*Activity:* The records below are to be repeated in full, exactly as they are.

■ ■ ■

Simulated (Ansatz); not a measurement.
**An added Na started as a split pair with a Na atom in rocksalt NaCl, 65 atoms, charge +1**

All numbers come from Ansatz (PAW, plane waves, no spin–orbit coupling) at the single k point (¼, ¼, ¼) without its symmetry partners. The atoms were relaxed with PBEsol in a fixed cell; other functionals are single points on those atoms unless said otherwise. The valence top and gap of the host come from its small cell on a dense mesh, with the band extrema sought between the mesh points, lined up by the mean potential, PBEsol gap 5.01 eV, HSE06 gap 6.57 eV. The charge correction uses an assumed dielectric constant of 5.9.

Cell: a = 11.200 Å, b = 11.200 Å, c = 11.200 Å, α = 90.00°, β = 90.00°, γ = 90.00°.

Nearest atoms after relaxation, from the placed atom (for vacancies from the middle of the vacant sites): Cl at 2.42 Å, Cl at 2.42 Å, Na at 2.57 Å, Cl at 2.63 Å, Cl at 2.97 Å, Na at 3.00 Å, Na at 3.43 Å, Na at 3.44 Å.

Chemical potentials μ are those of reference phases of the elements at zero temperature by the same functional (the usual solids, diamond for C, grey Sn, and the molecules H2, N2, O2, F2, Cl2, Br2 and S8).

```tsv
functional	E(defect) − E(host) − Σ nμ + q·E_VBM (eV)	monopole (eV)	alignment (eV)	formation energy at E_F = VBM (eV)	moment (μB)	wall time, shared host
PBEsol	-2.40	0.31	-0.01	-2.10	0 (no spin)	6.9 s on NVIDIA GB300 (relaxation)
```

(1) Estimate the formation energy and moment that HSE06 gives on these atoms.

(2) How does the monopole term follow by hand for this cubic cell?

■ ■ ■

*Written reply:*
Simulated (Ansatz); not a measurement.
**An added Na started as a split pair with a Na atom in rocksalt NaCl, 65 atoms, charge +1**

All numbers come from Ansatz (PAW, plane waves, no spin–orbit coupling) at the single k point (¼, ¼, ¼) without its symmetry partners. The atoms were relaxed with PBEsol in a fixed cell; other functionals are single points on those atoms unless said otherwise. The valence top and gap of the host come from its small cell on a dense mesh, with the band extrema sought between the mesh points, lined up by the mean potential, PBEsol gap 5.01 eV, HSE06 gap 6.57 eV. The charge correction uses an assumed dielectric constant of 5.9.

Cell: a = 11.200 Å, b = 11.200 Å, c = 11.200 Å, α = 90.00°, β = 90.00°, γ = 90.00°.

Nearest atoms after relaxation, from the placed atom (for vacancies from the middle of the vacant sites): Cl at 2.42 Å, Cl at 2.42 Å, Na at 2.57 Å, Cl at 2.63 Å, Cl at 2.97 Å, Na at 3.00 Å, Na at 3.43 Å, Na at 3.44 Å.

Chemical potentials μ are those of reference phases of the elements at zero temperature by the same functional (the usual solids, diamond for C, grey Sn, and the molecules H2, N2, O2, F2, Cl2, Br2 and S8).

```tsv
functional	E(defect) − E(host) − Σ nμ + q·E_VBM (eV)	monopole (eV)	alignment (eV)	formation energy at E_F = VBM (eV)	moment (μB)	wall time, shared host
PBEsol	-2.40	0.31	-0.01	-2.10	0 (no spin)	6.9 s on NVIDIA GB300 (relaxation)
```

(1) Estimate the formation energy and moment that HSE06 gives on these atoms.

(2) How does the monopole term follow by hand for this cubic cell?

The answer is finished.